#####
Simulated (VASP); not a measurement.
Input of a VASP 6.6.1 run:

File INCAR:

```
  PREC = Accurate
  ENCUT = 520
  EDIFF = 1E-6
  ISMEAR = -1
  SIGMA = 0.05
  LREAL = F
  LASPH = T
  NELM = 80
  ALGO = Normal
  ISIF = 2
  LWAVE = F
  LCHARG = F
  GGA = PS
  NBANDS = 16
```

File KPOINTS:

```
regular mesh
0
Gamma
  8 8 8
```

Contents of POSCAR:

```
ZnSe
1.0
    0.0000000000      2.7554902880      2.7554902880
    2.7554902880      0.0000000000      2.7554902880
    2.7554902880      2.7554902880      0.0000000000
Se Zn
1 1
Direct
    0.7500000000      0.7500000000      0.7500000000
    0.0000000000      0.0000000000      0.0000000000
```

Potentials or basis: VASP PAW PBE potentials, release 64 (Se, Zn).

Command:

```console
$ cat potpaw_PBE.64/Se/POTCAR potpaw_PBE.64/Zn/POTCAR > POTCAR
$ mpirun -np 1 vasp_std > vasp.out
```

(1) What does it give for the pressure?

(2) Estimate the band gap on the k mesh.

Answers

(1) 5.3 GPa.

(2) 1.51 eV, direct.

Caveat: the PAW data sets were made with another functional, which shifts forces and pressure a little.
#####

Assignment: Would you restate the material word for word, leaving nothing out?

Result:
Simulated (VASP); not a measurement.
Input of a VASP 6.6.1 run:

File INCAR:

```
  PREC = Accurate
  ENCUT = 520
  EDIFF = 1E-6
  ISMEAR = -1
  SIGMA = 0.05
  LREAL = F
  LASPH = T
  NELM = 80
  ALGO = Normal
  ISIF = 2
  LWAVE = F
  LCHARG = F
  GGA = PS
  NBANDS = 16
```

File KPOINTS:

```
regular mesh
0
Gamma
  8 8 8
```

Contents of POSCAR:

```
ZnSe
1.0
    0.0000000000      2.7554902880      2.7554902880
    2.7554902880      0.0000000000      2.7554902880
    2.7554902880      2.7554902880      0.0000000000
Se Zn
1 1
Direct
    0.7500000000      0.7500000000      0.7500000000
    0.0000000000      0.0000000000      0.0000000000
```

Potentials or basis: VASP PAW PBE potentials, release 64 (Se, Zn).

Command:

```console
$ cat potpaw_PBE.64/Se/POTCAR potpaw_PBE.64/Zn/POTCAR > POTCAR
$ mpirun -np 1 vasp_std > vasp.out
```

(1) What does it give for the pressure?

(2) Estimate the band gap on the k mesh.

Answers

(1) 5.3 GPa.

(2) 1.51 eV, direct.

Caveat: the PAW data sets were made with another functional, which shifts forces and pressure a little.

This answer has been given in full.